--- WORK ORDER ---
Print, exactly as written, every line from the first line of the records below through the line containing "is a minimum.", and nothing further.

—————

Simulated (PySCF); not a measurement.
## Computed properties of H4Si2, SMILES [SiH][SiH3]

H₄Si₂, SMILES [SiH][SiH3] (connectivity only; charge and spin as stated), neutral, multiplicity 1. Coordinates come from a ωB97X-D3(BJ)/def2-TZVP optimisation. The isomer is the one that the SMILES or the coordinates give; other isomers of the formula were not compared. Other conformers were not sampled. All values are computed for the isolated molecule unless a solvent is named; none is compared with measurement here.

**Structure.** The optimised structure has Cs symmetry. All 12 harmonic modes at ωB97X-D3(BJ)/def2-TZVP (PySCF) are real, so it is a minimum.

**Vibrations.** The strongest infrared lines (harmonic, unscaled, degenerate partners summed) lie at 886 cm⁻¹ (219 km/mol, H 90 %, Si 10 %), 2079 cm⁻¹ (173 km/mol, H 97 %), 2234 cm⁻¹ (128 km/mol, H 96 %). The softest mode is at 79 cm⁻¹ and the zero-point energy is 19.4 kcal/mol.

—————

--- EXERCISE OUTPUT ---
Simulated (PySCF); not a measurement.
## Computed properties of H4Si2, SMILES [SiH][SiH3]

H₄Si₂, SMILES [SiH][SiH3] (connectivity only; charge and spin as stated), neutral, multiplicity 1. Coordinates come from a ωB97X-D3(BJ)/def2-TZVP optimisation. The isomer is the one that the SMILES or the coordinates give; other isomers of the formula were not compared. Other conformers were not sampled. All values are computed for the isolated molecule unless a solvent is named; none is compared with measurement here.

**Structure.** The optimised structure has Cs symmetry. All 12 harmonic modes at ωB97X-D3(BJ)/def2-TZVP (PySCF) are real, so it is a minimum.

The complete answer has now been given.